## [Assignment]
Print back every record below, exactly as it stands.

Start of Given information

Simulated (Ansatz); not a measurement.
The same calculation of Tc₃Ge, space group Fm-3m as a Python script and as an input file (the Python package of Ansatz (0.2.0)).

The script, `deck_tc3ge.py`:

End of Given information

## [Exercise result]
Simulated (Ansatz); not a measurement.
The same calculation of Tc₃Ge, space group Fm-3m as a Python script and as an input file (the Python package of Ansatz (0.2.0)).

The script, `deck_tc3ge.py`:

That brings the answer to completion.